Records supplied:
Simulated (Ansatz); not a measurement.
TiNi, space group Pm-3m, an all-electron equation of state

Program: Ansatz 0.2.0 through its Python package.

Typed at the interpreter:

Brief: Every entry must be set down again exactly as it reads.

Exercise response:
Simulated (Ansatz); not a measurement.
TiNi, space group Pm-3m, an all-electron equation of state

Program: Ansatz 0.2.0 through its Python package.

Typed at the interpreter:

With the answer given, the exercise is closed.